+ + +

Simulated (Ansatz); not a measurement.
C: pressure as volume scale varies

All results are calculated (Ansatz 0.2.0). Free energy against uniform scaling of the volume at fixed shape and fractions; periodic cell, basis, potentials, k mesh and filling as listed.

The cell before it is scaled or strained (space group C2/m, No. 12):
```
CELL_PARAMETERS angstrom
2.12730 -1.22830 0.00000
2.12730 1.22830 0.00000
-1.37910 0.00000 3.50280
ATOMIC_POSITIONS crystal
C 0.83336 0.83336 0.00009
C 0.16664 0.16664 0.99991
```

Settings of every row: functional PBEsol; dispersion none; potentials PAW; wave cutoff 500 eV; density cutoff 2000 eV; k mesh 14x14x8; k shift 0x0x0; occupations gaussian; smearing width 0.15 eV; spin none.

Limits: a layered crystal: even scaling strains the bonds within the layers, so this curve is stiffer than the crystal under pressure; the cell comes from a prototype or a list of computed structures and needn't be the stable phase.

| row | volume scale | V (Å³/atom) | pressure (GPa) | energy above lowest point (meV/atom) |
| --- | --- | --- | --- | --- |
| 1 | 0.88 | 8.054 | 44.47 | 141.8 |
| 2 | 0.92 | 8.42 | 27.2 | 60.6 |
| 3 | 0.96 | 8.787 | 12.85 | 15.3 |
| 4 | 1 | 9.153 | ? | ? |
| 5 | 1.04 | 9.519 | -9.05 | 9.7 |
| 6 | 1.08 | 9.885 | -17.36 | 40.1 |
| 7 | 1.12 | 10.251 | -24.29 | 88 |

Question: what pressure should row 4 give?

+ + +

▶ _WORK ORDER_: Take the line above containing "-9.05 | 9.7 |", the line containing "-24.29 | 88 |", and all lines in between, and copy them exactly without anything else.

▶ _RESPONSE AREA_:
| 5 | 1.04 | 9.519 | -9.05 | 9.7 |
| 6 | 1.08 | 9.885 | -17.36 | 40.1 |
| 7 | 1.12 | 10.251 | -24.29 | 88 |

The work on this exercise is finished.